▬▬▬

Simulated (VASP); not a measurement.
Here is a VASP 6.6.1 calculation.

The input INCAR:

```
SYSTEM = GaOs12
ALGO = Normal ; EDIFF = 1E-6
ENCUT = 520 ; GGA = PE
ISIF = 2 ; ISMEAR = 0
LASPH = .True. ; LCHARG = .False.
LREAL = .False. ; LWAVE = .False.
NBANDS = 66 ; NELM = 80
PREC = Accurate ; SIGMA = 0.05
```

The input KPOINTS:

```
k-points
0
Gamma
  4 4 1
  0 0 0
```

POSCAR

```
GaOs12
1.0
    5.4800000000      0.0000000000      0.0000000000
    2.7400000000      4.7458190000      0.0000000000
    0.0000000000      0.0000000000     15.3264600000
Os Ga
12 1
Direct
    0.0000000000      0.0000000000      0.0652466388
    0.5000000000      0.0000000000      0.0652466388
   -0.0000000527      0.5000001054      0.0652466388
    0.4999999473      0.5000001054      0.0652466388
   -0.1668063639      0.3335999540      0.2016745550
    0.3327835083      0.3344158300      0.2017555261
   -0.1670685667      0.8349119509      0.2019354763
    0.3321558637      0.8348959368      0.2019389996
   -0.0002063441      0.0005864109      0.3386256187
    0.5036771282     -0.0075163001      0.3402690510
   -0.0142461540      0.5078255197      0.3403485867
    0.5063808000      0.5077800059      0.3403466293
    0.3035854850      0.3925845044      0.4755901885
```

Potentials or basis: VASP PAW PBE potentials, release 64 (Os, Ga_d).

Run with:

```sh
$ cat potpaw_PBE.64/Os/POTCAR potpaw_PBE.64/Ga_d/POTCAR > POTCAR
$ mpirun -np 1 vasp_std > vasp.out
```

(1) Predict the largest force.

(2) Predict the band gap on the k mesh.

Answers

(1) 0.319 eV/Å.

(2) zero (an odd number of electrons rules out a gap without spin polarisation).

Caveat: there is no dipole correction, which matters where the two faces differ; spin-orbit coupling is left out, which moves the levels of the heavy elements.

▬▬▬

— ASSIGNED TASK —
Using the material above, transcribe exactly the lines from the line with "(1) 0.319 eV/Å." to the line with "(2) zero (an"; both count, and nothing else goes in.

— EXERCISE RESPONSE —
(1) 0.319 eV/Å.

(2) zero (an odd number of electrons rules out a gap without spin polarisation).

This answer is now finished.